• **Requirement**
Would you reproduce all of the entries exactly?

▶
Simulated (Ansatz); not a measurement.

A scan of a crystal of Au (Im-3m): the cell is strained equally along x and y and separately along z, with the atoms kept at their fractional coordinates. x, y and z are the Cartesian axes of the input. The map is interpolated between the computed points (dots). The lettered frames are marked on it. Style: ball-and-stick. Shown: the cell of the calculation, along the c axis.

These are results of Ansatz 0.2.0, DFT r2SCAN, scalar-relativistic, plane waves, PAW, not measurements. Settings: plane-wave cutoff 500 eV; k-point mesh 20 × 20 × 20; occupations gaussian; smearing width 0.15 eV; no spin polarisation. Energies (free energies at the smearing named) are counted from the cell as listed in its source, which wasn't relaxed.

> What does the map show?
◀

• **Exercise response**
Simulated (Ansatz); not a measurement.

A scan of a crystal of Au (Im-3m): the cell is strained equally along x and y and separately along z, with the atoms kept at their fractional coordinates. x, y and z are the Cartesian axes of the input. The map is interpolated between the computed points (dots). The lettered frames are marked on it. Style: ball-and-stick. Shown: the cell of the calculation, along the c axis.

These are results of Ansatz 0.2.0, DFT r2SCAN, scalar-relativistic, plane waves, PAW, not measurements. Settings: plane-wave cutoff 500 eV; k-point mesh 20 × 20 × 20; occupations gaussian; smearing width 0.15 eV; no spin polarisation. Energies (free energies at the smearing named) are counted from the cell as listed in its source, which wasn't relaxed.

> What does the map show?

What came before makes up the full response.